Provided material
++++++++

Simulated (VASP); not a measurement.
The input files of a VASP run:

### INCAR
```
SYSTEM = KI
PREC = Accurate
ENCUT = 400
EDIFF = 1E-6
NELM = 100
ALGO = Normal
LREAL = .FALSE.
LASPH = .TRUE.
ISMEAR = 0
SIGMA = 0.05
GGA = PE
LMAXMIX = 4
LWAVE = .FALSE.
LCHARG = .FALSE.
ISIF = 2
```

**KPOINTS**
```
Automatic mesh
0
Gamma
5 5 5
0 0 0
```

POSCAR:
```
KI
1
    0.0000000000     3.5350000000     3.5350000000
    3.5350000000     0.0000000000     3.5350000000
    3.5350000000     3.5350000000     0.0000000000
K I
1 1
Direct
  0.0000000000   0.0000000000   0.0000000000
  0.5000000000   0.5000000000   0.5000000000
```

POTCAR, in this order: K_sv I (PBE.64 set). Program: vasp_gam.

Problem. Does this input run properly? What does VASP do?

++++++++

Exercise
Copy out each line above, character for character.

Your solution
Simulated (VASP); not a measurement.
The input files of a VASP run:

### INCAR
```
SYSTEM = KI
PREC = Accurate
ENCUT = 400
EDIFF = 1E-6
NELM = 100
ALGO = Normal
LREAL = .FALSE.
LASPH = .TRUE.
ISMEAR = 0
SIGMA = 0.05
GGA = PE
LMAXMIX = 4
LWAVE = .FALSE.
LCHARG = .FALSE.
ISIF = 2
```

**KPOINTS**
```
Automatic mesh
0
Gamma
5 5 5
0 0 0
```

POSCAR:
```
KI
1
    0.0000000000     3.5350000000     3.5350000000
    3.5350000000     0.0000000000     3.5350000000
    3.5350000000     3.5350000000     0.0000000000
K I
1 1
Direct
  0.0000000000   0.0000000000   0.0000000000
  0.5000000000   0.5000000000   0.5000000000
```

POTCAR, in this order: K_sv I (PBE.64 set). Program: vasp_gam.

Problem. Does this input run properly? What does VASP do?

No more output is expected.